***

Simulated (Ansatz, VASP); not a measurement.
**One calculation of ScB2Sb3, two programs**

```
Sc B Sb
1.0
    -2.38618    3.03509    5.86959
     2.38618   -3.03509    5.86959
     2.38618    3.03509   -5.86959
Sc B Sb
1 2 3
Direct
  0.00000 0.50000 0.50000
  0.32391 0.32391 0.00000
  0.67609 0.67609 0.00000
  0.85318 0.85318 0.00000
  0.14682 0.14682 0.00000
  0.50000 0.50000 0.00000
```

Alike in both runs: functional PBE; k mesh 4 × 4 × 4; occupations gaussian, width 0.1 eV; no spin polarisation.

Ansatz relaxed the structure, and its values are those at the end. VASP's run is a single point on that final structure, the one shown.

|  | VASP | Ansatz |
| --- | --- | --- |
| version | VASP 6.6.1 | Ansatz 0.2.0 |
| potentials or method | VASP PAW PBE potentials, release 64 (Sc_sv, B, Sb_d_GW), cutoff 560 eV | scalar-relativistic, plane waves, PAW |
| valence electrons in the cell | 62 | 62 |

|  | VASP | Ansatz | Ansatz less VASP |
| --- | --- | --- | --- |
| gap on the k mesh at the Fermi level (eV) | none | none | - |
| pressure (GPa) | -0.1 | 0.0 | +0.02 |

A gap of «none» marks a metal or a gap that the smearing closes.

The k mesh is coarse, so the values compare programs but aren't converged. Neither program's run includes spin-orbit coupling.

***

Would you please write out, exactly and with no other lines, the stretch of the listing above from the line containing "Ansatz 0.2.0 |" through the line containing "the smearing closes."?

# WRITTEN SOLUTION
| version | VASP 6.6.1 | Ansatz 0.2.0 |
| potentials or method | VASP PAW PBE potentials, release 64 (Sc_sv, B, Sb_d_GW), cutoff 560 eV | scalar-relativistic, plane waves, PAW |
| valence electrons in the cell | 62 | 62 |

|  | VASP | Ansatz | Ansatz less VASP |
| --- | --- | --- | --- |
| gap on the k mesh at the Fermi level (eV) | none | none | - |
| pressure (GPa) | -0.1 | 0.0 | +0.02 |

A gap of «none» marks a metal or a gap that the smearing closes.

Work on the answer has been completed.